**Data for analysis**
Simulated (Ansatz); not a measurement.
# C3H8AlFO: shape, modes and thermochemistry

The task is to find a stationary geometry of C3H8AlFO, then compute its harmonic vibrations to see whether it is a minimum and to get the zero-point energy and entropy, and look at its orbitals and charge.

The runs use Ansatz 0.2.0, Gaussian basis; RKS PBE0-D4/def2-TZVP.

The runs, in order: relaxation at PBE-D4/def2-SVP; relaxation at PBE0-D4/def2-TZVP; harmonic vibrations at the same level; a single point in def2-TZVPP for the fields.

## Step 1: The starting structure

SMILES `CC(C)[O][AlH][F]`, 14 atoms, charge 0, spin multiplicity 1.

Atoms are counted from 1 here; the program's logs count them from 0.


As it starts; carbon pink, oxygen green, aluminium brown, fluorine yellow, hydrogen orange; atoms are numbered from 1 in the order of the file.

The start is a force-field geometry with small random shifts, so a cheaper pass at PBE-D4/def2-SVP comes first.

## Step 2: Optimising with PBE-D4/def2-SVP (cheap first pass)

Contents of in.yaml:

**Required action**
Retype the records in their entirety, matching each one exactly.

**Solution**
Simulated (Ansatz); not a measurement.
# C3H8AlFO: shape, modes and thermochemistry

The task is to find a stationary geometry of C3H8AlFO, then compute its harmonic vibrations to see whether it is a minimum and to get the zero-point energy and entropy, and look at its orbitals and charge.

The runs use Ansatz 0.2.0, Gaussian basis; RKS PBE0-D4/def2-TZVP.

The runs, in order: relaxation at PBE-D4/def2-SVP; relaxation at PBE0-D4/def2-TZVP; harmonic vibrations at the same level; a single point in def2-TZVPP for the fields.

## Step 1: The starting structure

SMILES `CC(C)[O][AlH][F]`, 14 atoms, charge 0, spin multiplicity 1.

Atoms are counted from 1 here; the program's logs count them from 0.


As it starts; carbon pink, oxygen green, aluminium brown, fluorine yellow, hydrogen orange; atoms are numbered from 1 in the order of the file.

The start is a force-field geometry with small random shifts, so a cheaper pass at PBE-D4/def2-SVP comes first.

## Step 2: Optimising with PBE-D4/def2-SVP (cheap first pass)

Contents of in.yaml:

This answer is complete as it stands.